• [Work task] Without any change, set down every record below.

• [Record set]
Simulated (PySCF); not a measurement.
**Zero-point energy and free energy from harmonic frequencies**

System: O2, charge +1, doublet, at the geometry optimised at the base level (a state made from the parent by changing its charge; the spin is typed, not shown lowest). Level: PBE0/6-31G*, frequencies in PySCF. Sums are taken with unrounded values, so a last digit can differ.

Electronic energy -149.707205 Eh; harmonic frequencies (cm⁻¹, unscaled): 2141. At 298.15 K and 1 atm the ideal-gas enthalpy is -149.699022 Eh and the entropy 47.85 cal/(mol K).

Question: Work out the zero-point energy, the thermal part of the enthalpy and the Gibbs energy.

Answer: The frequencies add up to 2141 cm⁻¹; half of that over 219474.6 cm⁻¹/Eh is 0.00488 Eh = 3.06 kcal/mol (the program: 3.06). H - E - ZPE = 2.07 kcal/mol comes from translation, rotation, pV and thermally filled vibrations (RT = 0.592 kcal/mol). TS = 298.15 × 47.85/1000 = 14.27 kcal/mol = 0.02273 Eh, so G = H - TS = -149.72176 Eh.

• [Response area]
Simulated (PySCF); not a measurement.
**Zero-point energy and free energy from harmonic frequencies**

System: O2, charge +1, doublet, at the geometry optimised at the base level (a state made from the parent by changing its charge; the spin is typed, not shown lowest). Level: PBE0/6-31G*, frequencies in PySCF. Sums are taken with unrounded values, so a last digit can differ.

Electronic energy -149.707205 Eh; harmonic frequencies (cm⁻¹, unscaled): 2141. At 298.15 K and 1 atm the ideal-gas enthalpy is -149.699022 Eh and the entropy 47.85 cal/(mol K).

Question: Work out the zero-point energy, the thermal part of the enthalpy and the Gibbs energy.

Answer: The frequencies add up to 2141 cm⁻¹; half of that over 219474.6 cm⁻¹/Eh is 0.00488 Eh = 3.06 kcal/mol (the program: 3.06). H - E - ZPE = 2.07 kcal/mol comes from translation, rotation, pV and thermally filled vibrations (RT = 0.592 kcal/mol). TS = 298.15 × 47.85/1000 = 14.27 kcal/mol = 0.02273 Eh, so G = H - TS = -149.72176 Eh.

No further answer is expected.